**WORK ITEM:**
Restate the entries word for word, leaving nothing out.

**EXTRACTED INFORMATION:**
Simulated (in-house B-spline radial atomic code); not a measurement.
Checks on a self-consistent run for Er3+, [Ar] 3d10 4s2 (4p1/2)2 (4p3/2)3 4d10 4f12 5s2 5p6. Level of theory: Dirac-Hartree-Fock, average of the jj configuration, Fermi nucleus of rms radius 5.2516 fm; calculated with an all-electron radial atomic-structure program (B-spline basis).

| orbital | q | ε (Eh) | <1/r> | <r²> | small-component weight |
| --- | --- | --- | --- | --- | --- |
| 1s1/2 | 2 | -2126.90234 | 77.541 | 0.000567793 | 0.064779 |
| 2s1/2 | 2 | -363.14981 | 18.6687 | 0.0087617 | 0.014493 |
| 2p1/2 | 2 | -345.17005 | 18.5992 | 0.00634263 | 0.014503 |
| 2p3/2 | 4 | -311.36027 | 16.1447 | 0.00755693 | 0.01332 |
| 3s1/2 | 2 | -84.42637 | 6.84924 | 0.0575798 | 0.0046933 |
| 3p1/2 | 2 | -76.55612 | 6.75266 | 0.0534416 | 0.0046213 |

**TASK OUTPUT:**
Simulated (in-house B-spline radial atomic code); not a measurement.
Checks on a self-consistent run for Er3+, [Ar] 3d10 4s2 (4p1/2)2 (4p3/2)3 4d10 4f12 5s2 5p6. Level of theory: Dirac-Hartree-Fock, average of the jj configuration, Fermi nucleus of rms radius 5.2516 fm; calculated with an all-electron radial atomic-structure program (B-spline basis).

| orbital | q | ε (Eh) | <1/r> | <r²> | small-component weight |
| --- | --- | --- | --- | --- | --- |
| 1s1/2 | 2 | -2126.90234 | 77.541 | 0.000567793 | 0.064779 |
| 2s1/2 | 2 | -363.14981 | 18.6687 | 0.0087617 | 0.014493 |
| 2p1/2 | 2 | -345.17005 | 18.5992 | 0.00634263 | 0.014503 |
| 2p3/2 | 4 | -311.36027 | 16.1447 | 0.00755693 | 0.01332 |
| 3s1/2 | 2 | -84.42637 | 6.84924 | 0.0575798 | 0.0046933 |
| 3p1/2 | 2 | -76.55612 | 6.75266 | 0.0534416 | 0.0046213 |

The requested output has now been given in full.